□ □ □ □ □ □ □

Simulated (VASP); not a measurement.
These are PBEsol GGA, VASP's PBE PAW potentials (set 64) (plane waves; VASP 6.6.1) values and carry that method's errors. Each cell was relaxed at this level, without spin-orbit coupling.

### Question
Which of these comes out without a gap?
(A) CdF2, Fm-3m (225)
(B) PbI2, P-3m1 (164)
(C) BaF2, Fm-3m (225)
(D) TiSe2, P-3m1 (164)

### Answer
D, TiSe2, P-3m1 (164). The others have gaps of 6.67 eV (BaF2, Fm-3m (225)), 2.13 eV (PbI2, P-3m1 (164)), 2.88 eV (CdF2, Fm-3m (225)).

□ □ □ □ □ □ □

-- EXERCISE --
The output should match the records above exactly, entry for entry.

-- WRITTEN REPLY --
Simulated (VASP); not a measurement.
These are PBEsol GGA, VASP's PBE PAW potentials (set 64) (plane waves; VASP 6.6.1) values and carry that method's errors. Each cell was relaxed at this level, without spin-orbit coupling.

### Question
Which of these comes out without a gap?
(A) CdF2, Fm-3m (225)
(B) PbI2, P-3m1 (164)
(C) BaF2, Fm-3m (225)
(D) TiSe2, P-3m1 (164)

### Answer
D, TiSe2, P-3m1 (164). The others have gaps of 6.67 eV (BaF2, Fm-3m (225)), 2.13 eV (PbI2, P-3m1 (164)), 2.88 eV (CdF2, Fm-3m (225)).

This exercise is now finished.